# Work task
Stop at the line containing "b2 | 4.79 | 259 | 0.043 |": every line of the listing from the first up to that one must be set down exactly.

# Given entries
================

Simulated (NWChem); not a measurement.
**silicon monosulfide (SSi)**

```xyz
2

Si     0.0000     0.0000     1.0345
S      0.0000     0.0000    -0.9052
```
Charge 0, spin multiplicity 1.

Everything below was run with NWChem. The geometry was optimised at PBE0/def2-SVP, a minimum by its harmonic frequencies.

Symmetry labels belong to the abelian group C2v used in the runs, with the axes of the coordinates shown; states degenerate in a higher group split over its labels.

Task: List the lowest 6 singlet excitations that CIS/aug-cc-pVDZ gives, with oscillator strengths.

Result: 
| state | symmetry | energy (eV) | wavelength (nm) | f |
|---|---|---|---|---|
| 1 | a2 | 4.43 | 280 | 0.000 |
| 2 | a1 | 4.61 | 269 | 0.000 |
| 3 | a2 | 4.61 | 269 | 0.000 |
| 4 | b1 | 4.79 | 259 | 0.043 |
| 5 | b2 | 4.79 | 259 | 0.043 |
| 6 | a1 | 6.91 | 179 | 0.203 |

================

# Answer area
Simulated (NWChem); not a measurement.
**silicon monosulfide (SSi)**

```xyz
2

Si     0.0000     0.0000     1.0345
S      0.0000     0.0000    -0.9052
```
Charge 0, spin multiplicity 1.

Everything below was run with NWChem. The geometry was optimised at PBE0/def2-SVP, a minimum by its harmonic frequencies.

Symmetry labels belong to the abelian group C2v used in the runs, with the axes of the coordinates shown; states degenerate in a higher group split over its labels.

Task: List the lowest 6 singlet excitations that CIS/aug-cc-pVDZ gives, with oscillator strengths.

Result: 
| state | symmetry | energy (eV) | wavelength (nm) | f |
|---|---|---|---|---|
| 1 | a2 | 4.43 | 280 | 0.000 |
| 2 | a1 | 4.61 | 269 | 0.000 |
| 3 | a2 | 4.61 | 269 | 0.000 |
| 4 | b1 | 4.79 | 259 | 0.043 |
| 5 | b2 | 4.79 | 259 | 0.043 |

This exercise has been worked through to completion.